### [ASSIGNMENT]
Of the lines listed below, return exactly those that run from the line containing "Result: The reduced" through the line containing "Result: N = p/kT", both included.

· · · · ·

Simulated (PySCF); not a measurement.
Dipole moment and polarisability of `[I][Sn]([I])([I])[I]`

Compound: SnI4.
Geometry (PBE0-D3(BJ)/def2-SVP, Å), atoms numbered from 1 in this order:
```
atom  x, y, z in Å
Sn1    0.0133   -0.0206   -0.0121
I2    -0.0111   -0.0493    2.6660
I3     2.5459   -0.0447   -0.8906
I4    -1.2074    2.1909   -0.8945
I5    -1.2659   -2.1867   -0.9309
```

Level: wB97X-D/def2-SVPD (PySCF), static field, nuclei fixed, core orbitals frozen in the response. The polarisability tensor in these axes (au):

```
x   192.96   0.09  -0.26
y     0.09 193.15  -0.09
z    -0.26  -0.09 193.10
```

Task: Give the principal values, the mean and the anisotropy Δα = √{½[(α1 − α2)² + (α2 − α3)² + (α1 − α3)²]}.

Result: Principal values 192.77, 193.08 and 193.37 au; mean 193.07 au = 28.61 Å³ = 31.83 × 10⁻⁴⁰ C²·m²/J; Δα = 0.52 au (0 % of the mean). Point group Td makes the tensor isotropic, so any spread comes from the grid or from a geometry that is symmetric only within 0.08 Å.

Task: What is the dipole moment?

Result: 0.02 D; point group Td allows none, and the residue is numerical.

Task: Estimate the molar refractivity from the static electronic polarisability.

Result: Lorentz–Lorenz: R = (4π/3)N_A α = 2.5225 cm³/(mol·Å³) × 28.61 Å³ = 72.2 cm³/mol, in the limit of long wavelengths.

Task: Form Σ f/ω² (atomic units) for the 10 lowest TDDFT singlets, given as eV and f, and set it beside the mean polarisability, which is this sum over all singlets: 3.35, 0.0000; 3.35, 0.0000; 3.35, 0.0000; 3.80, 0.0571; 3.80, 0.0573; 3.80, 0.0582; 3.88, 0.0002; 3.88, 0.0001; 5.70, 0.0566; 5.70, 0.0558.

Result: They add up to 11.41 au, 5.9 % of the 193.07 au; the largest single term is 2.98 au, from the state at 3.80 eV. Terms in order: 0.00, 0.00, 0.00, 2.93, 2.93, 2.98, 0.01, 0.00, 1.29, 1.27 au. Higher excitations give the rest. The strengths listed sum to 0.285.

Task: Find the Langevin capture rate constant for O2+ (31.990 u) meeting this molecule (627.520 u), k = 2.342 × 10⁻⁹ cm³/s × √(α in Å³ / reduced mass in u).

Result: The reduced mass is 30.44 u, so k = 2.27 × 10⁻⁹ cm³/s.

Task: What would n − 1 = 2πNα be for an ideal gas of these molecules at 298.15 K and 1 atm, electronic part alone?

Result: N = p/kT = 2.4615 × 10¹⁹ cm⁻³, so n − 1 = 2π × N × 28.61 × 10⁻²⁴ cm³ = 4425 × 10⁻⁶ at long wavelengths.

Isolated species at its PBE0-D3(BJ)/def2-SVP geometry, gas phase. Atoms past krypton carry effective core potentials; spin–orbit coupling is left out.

· · · · ·

### [WRITTEN SOLUTION]
Result: The reduced mass is 30.44 u, so k = 2.27 × 10⁻⁹ cm³/s.

Task: What would n − 1 = 2πNα be for an ideal gas of these molecules at 298.15 K and 1 atm, electronic part alone?

Result: N = p/kT = 2.4615 × 10¹⁹ cm⁻³, so n − 1 = 2π × N × 28.61 × 10⁻²⁴ cm³ = 4425 × 10⁻⁶ at long wavelengths.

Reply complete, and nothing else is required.